_Work request_:
Transcribe exactly the lines that begin the material and continue through the line containing "## Calculated data, Al3GaN4". Leave out whatever follows.

_Exercise data_:
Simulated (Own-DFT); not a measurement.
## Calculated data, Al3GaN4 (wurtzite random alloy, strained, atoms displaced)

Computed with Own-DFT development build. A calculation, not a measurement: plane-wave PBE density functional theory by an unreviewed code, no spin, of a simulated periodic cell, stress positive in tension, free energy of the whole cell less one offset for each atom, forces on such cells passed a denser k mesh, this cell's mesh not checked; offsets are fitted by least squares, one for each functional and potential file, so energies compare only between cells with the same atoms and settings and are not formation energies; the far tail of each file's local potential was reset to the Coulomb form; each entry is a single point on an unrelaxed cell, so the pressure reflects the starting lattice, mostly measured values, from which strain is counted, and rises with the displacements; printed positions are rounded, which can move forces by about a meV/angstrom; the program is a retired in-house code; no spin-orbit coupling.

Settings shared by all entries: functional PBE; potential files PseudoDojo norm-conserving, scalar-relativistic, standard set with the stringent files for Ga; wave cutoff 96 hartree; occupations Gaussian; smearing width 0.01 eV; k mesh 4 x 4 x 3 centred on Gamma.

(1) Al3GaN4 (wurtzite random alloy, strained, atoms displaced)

_Problem solution_:
Simulated (Own-DFT); not a measurement.
## Calculated data, Al3GaN4 (wurtzite random alloy, strained, atoms displaced)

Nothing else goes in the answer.